* * * * *
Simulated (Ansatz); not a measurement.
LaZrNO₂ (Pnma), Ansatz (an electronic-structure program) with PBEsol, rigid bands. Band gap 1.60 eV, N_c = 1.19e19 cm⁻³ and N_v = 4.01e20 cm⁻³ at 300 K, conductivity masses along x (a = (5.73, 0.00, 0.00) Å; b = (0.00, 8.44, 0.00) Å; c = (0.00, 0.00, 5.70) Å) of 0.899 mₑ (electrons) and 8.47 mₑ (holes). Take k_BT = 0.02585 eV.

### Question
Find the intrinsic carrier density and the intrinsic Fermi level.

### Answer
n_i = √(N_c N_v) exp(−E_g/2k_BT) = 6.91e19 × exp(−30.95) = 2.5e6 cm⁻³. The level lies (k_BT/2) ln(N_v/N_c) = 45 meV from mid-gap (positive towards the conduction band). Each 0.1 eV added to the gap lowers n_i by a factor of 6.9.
* * * * *

Work item - Everything in the records should be written out again exactly.

Task response -
Simulated (Ansatz); not a measurement.
LaZrNO₂ (Pnma), Ansatz (an electronic-structure program) with PBEsol, rigid bands. Band gap 1.60 eV, N_c = 1.19e19 cm⁻³ and N_v = 4.01e20 cm⁻³ at 300 K, conductivity masses along x (a = (5.73, 0.00, 0.00) Å; b = (0.00, 8.44, 0.00) Å; c = (0.00, 0.00, 5.70) Å) of 0.899 mₑ (electrons) and 8.47 mₑ (holes). Take k_BT = 0.02585 eV.

### Question
Find the intrinsic carrier density and the intrinsic Fermi level.

### Answer
n_i = √(N_c N_v) exp(−E_g/2k_BT) = 6.91e19 × exp(−30.95) = 2.5e6 cm⁻³. The level lies (k_BT/2) ln(N_v/N_c) = 45 meV from mid-gap (positive towards the conduction band). Each 0.1 eV added to the gap lowers n_i by a factor of 6.9.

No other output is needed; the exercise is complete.